Exercise |
Output only the lines below that start at the line containing "The HOMO–LUMO gap is" and end at the line containing "After one change: the", with both ends kept.

Extracted material |
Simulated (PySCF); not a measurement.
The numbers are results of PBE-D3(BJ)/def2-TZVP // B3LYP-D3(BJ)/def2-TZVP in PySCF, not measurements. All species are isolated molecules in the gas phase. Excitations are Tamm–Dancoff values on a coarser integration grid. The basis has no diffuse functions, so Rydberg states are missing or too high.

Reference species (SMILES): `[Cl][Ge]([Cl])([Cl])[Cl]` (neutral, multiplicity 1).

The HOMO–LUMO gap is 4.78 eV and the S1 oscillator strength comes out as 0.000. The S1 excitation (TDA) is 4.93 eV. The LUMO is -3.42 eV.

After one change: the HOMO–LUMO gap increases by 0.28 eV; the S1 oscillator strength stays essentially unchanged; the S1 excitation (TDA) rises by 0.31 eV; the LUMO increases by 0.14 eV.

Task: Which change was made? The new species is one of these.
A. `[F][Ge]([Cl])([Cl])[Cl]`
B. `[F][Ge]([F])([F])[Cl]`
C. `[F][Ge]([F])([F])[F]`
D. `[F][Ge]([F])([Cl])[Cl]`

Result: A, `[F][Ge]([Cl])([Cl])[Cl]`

Result |
The HOMO–LUMO gap is 4.78 eV and the S1 oscillator strength comes out as 0.000. The S1 excitation (TDA) is 4.93 eV. The LUMO is -3.42 eV.

After one change: the HOMO–LUMO gap increases by 0.28 eV; the S1 oscillator strength stays essentially unchanged; the S1 excitation (TDA) rises by 0.31 eV; the LUMO increases by 0.14 eV.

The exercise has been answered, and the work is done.